[Record extracts]
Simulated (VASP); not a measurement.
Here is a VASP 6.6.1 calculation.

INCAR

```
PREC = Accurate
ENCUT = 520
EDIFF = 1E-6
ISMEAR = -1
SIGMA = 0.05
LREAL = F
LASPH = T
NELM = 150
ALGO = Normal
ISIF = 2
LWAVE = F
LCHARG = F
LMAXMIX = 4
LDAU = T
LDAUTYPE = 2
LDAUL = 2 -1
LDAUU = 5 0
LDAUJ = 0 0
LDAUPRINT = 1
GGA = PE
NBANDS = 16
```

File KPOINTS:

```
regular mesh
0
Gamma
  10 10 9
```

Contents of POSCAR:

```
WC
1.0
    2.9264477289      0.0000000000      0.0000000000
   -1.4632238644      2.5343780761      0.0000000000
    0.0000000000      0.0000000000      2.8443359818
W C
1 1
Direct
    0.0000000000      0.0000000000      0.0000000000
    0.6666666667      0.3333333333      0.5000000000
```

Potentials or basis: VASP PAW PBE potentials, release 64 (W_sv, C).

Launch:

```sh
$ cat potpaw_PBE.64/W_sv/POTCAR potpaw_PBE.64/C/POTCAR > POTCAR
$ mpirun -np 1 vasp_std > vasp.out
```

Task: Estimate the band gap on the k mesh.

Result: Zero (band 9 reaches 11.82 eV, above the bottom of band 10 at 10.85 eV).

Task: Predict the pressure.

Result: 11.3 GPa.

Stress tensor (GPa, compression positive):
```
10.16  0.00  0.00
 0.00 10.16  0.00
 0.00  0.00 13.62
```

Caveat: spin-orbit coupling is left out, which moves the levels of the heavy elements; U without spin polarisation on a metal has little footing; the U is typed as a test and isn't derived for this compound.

[Exercise]
Repeat exactly the lines of the listing above, from the one with "Here is a VASP 6.6.1 calculation." down to the one with "Result: 11.3 GPa."; both of those lines belong in the range.

[Expected answer]
Here is a VASP 6.6.1 calculation.

INCAR

```
PREC = Accurate
ENCUT = 520
EDIFF = 1E-6
ISMEAR = -1
SIGMA = 0.05
LREAL = F
LASPH = T
NELM = 150
ALGO = Normal
ISIF = 2
LWAVE = F
LCHARG = F
LMAXMIX = 4
LDAU = T
LDAUTYPE = 2
LDAUL = 2 -1
LDAUU = 5 0
LDAUJ = 0 0
LDAUPRINT = 1
GGA = PE
NBANDS = 16
```

File KPOINTS:

```
regular mesh
0
Gamma
  10 10 9
```

Contents of POSCAR:

```
WC
1.0
    2.9264477289      0.0000000000      0.0000000000
   -1.4632238644      2.5343780761      0.0000000000
    0.0000000000      0.0000000000      2.8443359818
W C
1 1
Direct
    0.0000000000      0.0000000000      0.0000000000
    0.6666666667      0.3333333333      0.5000000000
```

Potentials or basis: VASP PAW PBE potentials, release 64 (W_sv, C).

Launch:

```sh
$ cat potpaw_PBE.64/W_sv/POTCAR potpaw_PBE.64/C/POTCAR > POTCAR
$ mpirun -np 1 vasp_std > vasp.out
```

Task: Estimate the band gap on the k mesh.

Result: Zero (band 9 reaches 11.82 eV, above the bottom of band 10 at 10.85 eV).

Task: Predict the pressure.

Result: 11.3 GPa.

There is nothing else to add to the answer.